• _EXERCISE_: Return each record exactly as it appears, so that nothing is dropped or altered.

....
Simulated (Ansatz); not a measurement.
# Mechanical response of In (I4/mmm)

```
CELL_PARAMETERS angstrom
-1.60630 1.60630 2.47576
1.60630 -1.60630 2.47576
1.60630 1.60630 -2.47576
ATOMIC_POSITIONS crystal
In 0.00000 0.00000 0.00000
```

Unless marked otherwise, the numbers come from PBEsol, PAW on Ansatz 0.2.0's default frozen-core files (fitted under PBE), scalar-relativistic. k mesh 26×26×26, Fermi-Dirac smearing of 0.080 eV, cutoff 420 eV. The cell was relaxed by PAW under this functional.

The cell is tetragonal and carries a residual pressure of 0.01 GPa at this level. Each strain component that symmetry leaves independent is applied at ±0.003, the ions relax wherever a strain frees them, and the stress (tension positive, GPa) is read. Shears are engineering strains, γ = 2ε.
....

• _EXERCISE ANSWER_:
Simulated (Ansatz); not a measurement.
# Mechanical response of In (I4/mmm)

```
CELL_PARAMETERS angstrom
-1.60630 1.60630 2.47576
1.60630 -1.60630 2.47576
1.60630 1.60630 -2.47576
ATOMIC_POSITIONS crystal
In 0.00000 0.00000 0.00000
```

Unless marked otherwise, the numbers come from PBEsol, PAW on Ansatz 0.2.0's default frozen-core files (fitted under PBE), scalar-relativistic. k mesh 26×26×26, Fermi-Dirac smearing of 0.080 eV, cutoff 420 eV. The cell was relaxed by PAW under this functional.

The cell is tetragonal and carries a residual pressure of 0.01 GPa at this level. Each strain component that symmetry leaves independent is applied at ±0.003, the ions relax wherever a strain frees them, and the stress (tension positive, GPa) is read. Shears are engineering strains, γ = 2ε.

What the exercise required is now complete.